◆ **TASK ITEM**: The lines to reproduce from the material below are those from the one containing "Potentials or basis: VASP" through the one containing "Problem. Estimate the wall time of this run.", both included; write them out exactly and add nothing.

_ _ _
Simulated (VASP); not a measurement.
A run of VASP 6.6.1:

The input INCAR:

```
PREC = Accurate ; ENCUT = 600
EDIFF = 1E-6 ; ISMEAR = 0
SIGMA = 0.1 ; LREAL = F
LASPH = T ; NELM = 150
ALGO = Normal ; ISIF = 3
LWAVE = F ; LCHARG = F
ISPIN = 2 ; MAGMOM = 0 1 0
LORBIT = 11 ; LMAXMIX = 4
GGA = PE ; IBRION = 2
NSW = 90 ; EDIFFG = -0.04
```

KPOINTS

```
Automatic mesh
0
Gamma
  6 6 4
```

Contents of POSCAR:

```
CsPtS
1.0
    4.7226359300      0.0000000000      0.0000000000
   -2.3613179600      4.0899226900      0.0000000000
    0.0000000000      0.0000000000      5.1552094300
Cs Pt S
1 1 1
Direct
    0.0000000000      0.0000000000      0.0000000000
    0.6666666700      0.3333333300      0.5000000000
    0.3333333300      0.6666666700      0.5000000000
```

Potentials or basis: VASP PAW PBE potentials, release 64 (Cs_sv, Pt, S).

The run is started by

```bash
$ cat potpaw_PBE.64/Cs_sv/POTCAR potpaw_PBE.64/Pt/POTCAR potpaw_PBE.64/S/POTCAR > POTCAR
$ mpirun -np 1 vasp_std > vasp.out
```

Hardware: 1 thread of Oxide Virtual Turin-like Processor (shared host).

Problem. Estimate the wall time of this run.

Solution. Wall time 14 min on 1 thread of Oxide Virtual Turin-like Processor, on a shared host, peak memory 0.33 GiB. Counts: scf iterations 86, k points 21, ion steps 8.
_ _ _

◆ **RESULT**:
Potentials or basis: VASP PAW PBE potentials, release 64 (Cs_sv, Pt, S).

The run is started by

```bash
$ cat potpaw_PBE.64/Cs_sv/POTCAR potpaw_PBE.64/Pt/POTCAR potpaw_PBE.64/S/POTCAR > POTCAR
$ mpirun -np 1 vasp_std > vasp.out
```

Hardware: 1 thread of Oxide Virtual Turin-like Processor (shared host).

Problem. Estimate the wall time of this run.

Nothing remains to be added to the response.